● Given entries
▶

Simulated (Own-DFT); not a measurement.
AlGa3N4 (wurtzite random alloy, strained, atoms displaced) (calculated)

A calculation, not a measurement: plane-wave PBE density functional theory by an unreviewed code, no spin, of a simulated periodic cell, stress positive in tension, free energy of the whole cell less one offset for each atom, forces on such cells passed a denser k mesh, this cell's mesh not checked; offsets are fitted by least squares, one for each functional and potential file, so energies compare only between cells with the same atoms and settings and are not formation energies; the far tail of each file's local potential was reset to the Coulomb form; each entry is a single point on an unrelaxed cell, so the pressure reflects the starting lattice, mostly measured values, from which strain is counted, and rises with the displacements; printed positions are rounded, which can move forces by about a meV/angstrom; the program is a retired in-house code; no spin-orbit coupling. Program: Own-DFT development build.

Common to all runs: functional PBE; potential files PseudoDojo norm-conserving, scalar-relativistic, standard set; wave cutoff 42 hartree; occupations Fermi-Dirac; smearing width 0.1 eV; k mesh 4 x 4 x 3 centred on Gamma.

◀

● Work request
Please return the material above exactly as written.

● Answer space
Simulated (Own-DFT); not a measurement.
AlGa3N4 (wurtzite random alloy, strained, atoms displaced) (calculated)

A calculation, not a measurement: plane-wave PBE density functional theory by an unreviewed code, no spin, of a simulated periodic cell, stress positive in tension, free energy of the whole cell less one offset for each atom, forces on such cells passed a denser k mesh, this cell's mesh not checked; offsets are fitted by least squares, one for each functional and potential file, so energies compare only between cells with the same atoms and settings and are not formation energies; the far tail of each file's local potential was reset to the Coulomb form; each entry is a single point on an unrelaxed cell, so the pressure reflects the starting lattice, mostly measured values, from which strain is counted, and rises with the displacements; printed positions are rounded, which can move forces by about a meV/angstrom; the program is a retired in-house code; no spin-orbit coupling. Program: Own-DFT development build.

Common to all runs: functional PBE; potential files PseudoDojo norm-conserving, scalar-relativistic, standard set; wave cutoff 42 hartree; occupations Fermi-Dirac; smearing width 0.1 eV; k mesh 4 x 4 x 3 centred on Gamma.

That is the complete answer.